Requirement => The lines below, all of them, should be returned exactly as they appear.

┄┄┄┄┄┄┄┄┄┄┄┄┄┄┄┄┄┄┄┄

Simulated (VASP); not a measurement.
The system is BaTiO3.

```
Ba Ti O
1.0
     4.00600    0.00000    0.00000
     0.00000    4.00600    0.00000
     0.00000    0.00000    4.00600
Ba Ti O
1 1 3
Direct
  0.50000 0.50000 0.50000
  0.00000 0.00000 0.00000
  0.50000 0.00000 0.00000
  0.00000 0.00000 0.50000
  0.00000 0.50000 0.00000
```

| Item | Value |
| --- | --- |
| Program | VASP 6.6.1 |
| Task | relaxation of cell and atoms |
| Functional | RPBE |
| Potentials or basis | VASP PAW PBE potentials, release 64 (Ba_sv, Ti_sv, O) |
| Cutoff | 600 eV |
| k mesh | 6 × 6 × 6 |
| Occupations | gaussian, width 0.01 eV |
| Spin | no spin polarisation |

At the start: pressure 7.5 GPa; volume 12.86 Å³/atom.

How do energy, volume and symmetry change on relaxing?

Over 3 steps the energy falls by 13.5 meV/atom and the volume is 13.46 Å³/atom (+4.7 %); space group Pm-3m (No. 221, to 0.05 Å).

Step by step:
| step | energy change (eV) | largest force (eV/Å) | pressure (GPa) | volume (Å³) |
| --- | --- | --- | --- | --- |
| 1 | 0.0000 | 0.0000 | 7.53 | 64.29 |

┄┄┄┄┄┄┄┄┄┄┄┄┄┄┄┄┄┄┄┄

Answer box =>
Simulated (VASP); not a measurement.
The system is BaTiO3.

```
Ba Ti O
1.0
     4.00600    0.00000    0.00000
     0.00000    4.00600    0.00000
     0.00000    0.00000    4.00600
Ba Ti O
1 1 3
Direct
  0.50000 0.50000 0.50000
  0.00000 0.00000 0.00000
  0.50000 0.00000 0.00000
  0.00000 0.00000 0.50000
  0.00000 0.50000 0.00000
```

| Item | Value |
| --- | --- |
| Program | VASP 6.6.1 |
| Task | relaxation of cell and atoms |
| Functional | RPBE |
| Potentials or basis | VASP PAW PBE potentials, release 64 (Ba_sv, Ti_sv, O) |
| Cutoff | 600 eV |
| k mesh | 6 × 6 × 6 |
| Occupations | gaussian, width 0.01 eV |
| Spin | no spin polarisation |

At the start: pressure 7.5 GPa; volume 12.86 Å³/atom.

How do energy, volume and symmetry change on relaxing?

Over 3 steps the energy falls by 13.5 meV/atom and the volume is 13.46 Å³/atom (+4.7 %); space group Pm-3m (No. 221, to 0.05 Å).

Step by step:
| step | energy change (eV) | largest force (eV/Å) | pressure (GPa) | volume (Å³) |
| --- | --- | --- | --- | --- |
| 1 | 0.0000 | 0.0000 | 7.53 | 64.29 |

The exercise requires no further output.